## Action item
Each line from the start of the data below through the one containing "VASP 6.6.1 |" must be reproduced exactly.

......

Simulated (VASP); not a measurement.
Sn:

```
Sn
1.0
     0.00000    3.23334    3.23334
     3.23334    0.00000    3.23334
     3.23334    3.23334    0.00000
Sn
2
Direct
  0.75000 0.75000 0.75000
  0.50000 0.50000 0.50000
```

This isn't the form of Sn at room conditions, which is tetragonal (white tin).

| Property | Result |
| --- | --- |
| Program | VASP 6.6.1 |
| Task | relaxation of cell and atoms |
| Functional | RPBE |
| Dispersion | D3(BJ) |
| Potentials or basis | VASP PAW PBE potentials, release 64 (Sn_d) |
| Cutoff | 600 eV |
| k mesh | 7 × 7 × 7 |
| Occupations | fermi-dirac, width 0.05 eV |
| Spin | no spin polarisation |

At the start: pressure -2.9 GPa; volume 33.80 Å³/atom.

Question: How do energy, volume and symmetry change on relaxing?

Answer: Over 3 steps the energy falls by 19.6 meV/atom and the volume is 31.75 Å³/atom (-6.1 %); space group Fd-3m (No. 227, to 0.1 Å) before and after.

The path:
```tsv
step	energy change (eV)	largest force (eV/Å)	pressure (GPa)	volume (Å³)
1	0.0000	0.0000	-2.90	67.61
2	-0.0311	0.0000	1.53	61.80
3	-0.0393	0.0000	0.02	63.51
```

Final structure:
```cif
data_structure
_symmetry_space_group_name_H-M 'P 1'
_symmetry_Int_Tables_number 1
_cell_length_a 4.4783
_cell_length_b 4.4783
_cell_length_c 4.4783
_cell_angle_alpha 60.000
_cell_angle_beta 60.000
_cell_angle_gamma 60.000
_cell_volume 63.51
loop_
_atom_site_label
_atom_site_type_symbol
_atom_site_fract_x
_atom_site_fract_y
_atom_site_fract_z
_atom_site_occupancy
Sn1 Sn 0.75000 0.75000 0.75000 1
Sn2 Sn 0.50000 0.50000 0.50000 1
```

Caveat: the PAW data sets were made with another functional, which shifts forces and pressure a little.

......

## Result
Simulated (VASP); not a measurement.
Sn:

```
Sn
1.0
     0.00000    3.23334    3.23334
     3.23334    0.00000    3.23334
     3.23334    3.23334    0.00000
Sn
2
Direct
  0.75000 0.75000 0.75000
  0.50000 0.50000 0.50000
```

This isn't the form of Sn at room conditions, which is tetragonal (white tin).

| Property | Result |
| --- | --- |
| Program | VASP 6.6.1 |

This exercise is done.